▶ _Brief_
Line by line, transcribe the listing below without omission.

════════════════
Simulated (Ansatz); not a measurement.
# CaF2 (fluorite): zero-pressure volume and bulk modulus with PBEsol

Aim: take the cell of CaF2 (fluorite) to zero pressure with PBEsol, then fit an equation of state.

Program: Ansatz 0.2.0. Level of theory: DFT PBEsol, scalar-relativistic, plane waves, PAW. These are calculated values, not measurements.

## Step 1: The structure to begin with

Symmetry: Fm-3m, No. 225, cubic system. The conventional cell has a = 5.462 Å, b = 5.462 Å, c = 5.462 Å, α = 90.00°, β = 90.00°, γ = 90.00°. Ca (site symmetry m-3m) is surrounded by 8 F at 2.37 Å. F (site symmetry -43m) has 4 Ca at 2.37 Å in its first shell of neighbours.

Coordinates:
════════════════

▶ _Your response_
Simulated (Ansatz); not a measurement.
# CaF2 (fluorite): zero-pressure volume and bulk modulus with PBEsol

Aim: take the cell of CaF2 (fluorite) to zero pressure with PBEsol, then fit an equation of state.

Program: Ansatz 0.2.0. Level of theory: DFT PBEsol, scalar-relativistic, plane waves, PAW. These are calculated values, not measurements.

## Step 1: The structure to begin with

Symmetry: Fm-3m, No. 225, cubic system. The conventional cell has a = 5.462 Å, b = 5.462 Å, c = 5.462 Å, α = 90.00°, β = 90.00°, γ = 90.00°. Ca (site symmetry m-3m) is surrounded by 8 F at 2.37 Å. F (site symmetry -43m) has 4 Ca at 2.37 Å in its first shell of neighbours.

Coordinates:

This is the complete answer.